Dataset:
>>>>

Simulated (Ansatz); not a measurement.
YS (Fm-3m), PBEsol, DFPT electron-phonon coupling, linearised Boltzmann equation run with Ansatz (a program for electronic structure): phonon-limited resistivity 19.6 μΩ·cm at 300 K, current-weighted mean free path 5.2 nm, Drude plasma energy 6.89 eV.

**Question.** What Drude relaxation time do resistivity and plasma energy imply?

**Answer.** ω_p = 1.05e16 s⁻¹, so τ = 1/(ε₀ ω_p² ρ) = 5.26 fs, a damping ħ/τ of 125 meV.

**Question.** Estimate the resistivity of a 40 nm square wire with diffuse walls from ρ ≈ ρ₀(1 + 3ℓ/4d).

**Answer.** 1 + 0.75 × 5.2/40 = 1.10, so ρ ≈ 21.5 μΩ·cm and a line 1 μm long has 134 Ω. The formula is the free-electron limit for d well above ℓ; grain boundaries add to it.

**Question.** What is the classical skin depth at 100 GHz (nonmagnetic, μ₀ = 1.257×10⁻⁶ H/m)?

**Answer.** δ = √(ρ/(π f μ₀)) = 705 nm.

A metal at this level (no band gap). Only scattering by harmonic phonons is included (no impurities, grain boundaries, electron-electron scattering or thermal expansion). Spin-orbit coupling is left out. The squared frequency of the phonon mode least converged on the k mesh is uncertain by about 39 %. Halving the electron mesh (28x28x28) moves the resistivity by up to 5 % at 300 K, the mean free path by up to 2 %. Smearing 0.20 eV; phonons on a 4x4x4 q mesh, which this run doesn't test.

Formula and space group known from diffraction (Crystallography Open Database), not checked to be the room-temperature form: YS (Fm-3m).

<<<<

Task item:
From the listing above, return the lines starting at the one with "μ₀)) = 705 nm." and ending at the one with "A metal at this", both kept, exactly as they appear and nothing more.

Answer box:
**Answer.** δ = √(ρ/(π f μ₀)) = 705 nm.

A metal at this level (no band gap). Only scattering by harmonic phonons is included (no impurities, grain boundaries, electron-electron scattering or thermal expansion). Spin-orbit coupling is left out. The squared frequency of the phonon mode least converged on the k mesh is uncertain by about 39 %. Halving the electron mesh (28x28x28) moves the resistivity by up to 5 % at 300 K, the mean free path by up to 2 %. Smearing 0.20 eV; phonons on a 4x4x4 q mesh, which this run doesn't test.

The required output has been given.